*** GIVEN DATA ***

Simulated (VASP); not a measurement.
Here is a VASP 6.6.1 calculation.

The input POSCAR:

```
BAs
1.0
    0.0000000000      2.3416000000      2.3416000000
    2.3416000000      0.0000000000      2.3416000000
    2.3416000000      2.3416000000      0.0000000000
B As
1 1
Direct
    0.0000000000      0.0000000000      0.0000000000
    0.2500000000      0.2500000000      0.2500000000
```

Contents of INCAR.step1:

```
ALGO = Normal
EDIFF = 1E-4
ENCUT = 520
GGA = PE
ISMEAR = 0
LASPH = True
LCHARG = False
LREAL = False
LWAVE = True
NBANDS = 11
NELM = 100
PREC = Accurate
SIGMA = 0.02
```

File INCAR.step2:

***

# ACTIVITY:
Each line of the listing should be copied exactly, with none left out.

# TASK RESPONSE:
Simulated (VASP); not a measurement.
Here is a VASP 6.6.1 calculation.

The input POSCAR:

```
BAs
1.0
    0.0000000000      2.3416000000      2.3416000000
    2.3416000000      0.0000000000      2.3416000000
    2.3416000000      2.3416000000      0.0000000000
B As
1 1
Direct
    0.0000000000      0.0000000000      0.0000000000
    0.2500000000      0.2500000000      0.2500000000
```

Contents of INCAR.step1:

```
ALGO = Normal
EDIFF = 1E-4
ENCUT = 520
GGA = PE
ISMEAR = 0
LASPH = True
LCHARG = False
LREAL = False
LWAVE = True
NBANDS = 11
NELM = 100
PREC = Accurate
SIGMA = 0.02
```

File INCAR.step2:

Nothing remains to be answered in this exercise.